→ Work request
Print the records again, matching each line exactly.

→ Material provided
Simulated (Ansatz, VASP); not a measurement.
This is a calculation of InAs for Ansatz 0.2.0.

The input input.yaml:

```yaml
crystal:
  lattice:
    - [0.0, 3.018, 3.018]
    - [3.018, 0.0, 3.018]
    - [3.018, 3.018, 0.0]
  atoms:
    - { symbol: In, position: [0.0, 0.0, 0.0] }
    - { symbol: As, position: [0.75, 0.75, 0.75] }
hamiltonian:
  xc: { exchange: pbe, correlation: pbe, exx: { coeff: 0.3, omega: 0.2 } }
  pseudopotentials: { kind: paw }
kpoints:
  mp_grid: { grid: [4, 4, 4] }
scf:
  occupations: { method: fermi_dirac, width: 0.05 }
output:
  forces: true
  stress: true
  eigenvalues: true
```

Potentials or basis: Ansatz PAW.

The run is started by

→ Solution
Simulated (Ansatz, VASP); not a measurement.
This is a calculation of InAs for Ansatz 0.2.0.

The input input.yaml:

```yaml
crystal:
  lattice:
    - [0.0, 3.018, 3.018]
    - [3.018, 0.0, 3.018]
    - [3.018, 3.018, 0.0]
  atoms:
    - { symbol: In, position: [0.0, 0.0, 0.0] }
    - { symbol: As, position: [0.75, 0.75, 0.75] }
hamiltonian:
  xc: { exchange: pbe, correlation: pbe, exx: { coeff: 0.3, omega: 0.2 } }
  pseudopotentials: { kind: paw }
kpoints:
  mp_grid: { grid: [4, 4, 4] }
scf:
  occupations: { method: fermi_dirac, width: 0.05 }
output:
  forces: true
  stress: true
  eigenvalues: true
```

Potentials or basis: Ansatz PAW.

The run is started by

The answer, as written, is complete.